Content starts
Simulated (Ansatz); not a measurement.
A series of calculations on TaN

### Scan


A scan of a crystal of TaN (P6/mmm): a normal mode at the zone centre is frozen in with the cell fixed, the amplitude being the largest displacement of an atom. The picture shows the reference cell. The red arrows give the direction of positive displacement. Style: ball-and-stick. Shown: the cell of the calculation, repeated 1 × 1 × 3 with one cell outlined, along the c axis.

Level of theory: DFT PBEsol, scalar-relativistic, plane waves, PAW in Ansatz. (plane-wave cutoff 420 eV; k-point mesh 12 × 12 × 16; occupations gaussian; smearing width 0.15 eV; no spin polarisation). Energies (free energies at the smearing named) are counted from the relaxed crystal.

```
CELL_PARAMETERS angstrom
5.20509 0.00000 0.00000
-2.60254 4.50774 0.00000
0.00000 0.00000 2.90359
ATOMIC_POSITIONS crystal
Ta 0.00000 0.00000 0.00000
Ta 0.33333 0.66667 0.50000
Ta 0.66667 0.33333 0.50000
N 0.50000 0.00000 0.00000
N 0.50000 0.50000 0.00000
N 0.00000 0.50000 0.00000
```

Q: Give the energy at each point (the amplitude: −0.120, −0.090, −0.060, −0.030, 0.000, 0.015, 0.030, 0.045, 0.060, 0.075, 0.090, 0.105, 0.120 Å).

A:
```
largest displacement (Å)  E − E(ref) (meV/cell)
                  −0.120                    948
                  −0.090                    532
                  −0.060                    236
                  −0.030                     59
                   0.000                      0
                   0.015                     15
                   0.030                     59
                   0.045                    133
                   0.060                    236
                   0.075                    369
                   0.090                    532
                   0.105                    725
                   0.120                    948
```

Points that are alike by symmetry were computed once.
Content ends

Work task: Each line above should be duplicated without any alteration.

Answer area:
Simulated (Ansatz); not a measurement.
A series of calculations on TaN

### Scan


A scan of a crystal of TaN (P6/mmm): a normal mode at the zone centre is frozen in with the cell fixed, the amplitude being the largest displacement of an atom. The picture shows the reference cell. The red arrows give the direction of positive displacement. Style: ball-and-stick. Shown: the cell of the calculation, repeated 1 × 1 × 3 with one cell outlined, along the c axis.

Level of theory: DFT PBEsol, scalar-relativistic, plane waves, PAW in Ansatz. (plane-wave cutoff 420 eV; k-point mesh 12 × 12 × 16; occupations gaussian; smearing width 0.15 eV; no spin polarisation). Energies (free energies at the smearing named) are counted from the relaxed crystal.

```
CELL_PARAMETERS angstrom
5.20509 0.00000 0.00000
-2.60254 4.50774 0.00000
0.00000 0.00000 2.90359
ATOMIC_POSITIONS crystal
Ta 0.00000 0.00000 0.00000
Ta 0.33333 0.66667 0.50000
Ta 0.66667 0.33333 0.50000
N 0.50000 0.00000 0.00000
N 0.50000 0.50000 0.00000
N 0.00000 0.50000 0.00000
```

Q: Give the energy at each point (the amplitude: −0.120, −0.090, −0.060, −0.030, 0.000, 0.015, 0.030, 0.045, 0.060, 0.075, 0.090, 0.105, 0.120 Å).

A:
```
largest displacement (Å)  E − E(ref) (meV/cell)
                  −0.120                    948
                  −0.090                    532
                  −0.060                    236
                  −0.030                     59
                   0.000                      0
                   0.015                     15
                   0.030                     59
                   0.045                    133
                   0.060                    236
                   0.075                    369
                   0.090                    532
                   0.105                    725
                   0.120                    948
```

Points that are alike by symmetry were computed once.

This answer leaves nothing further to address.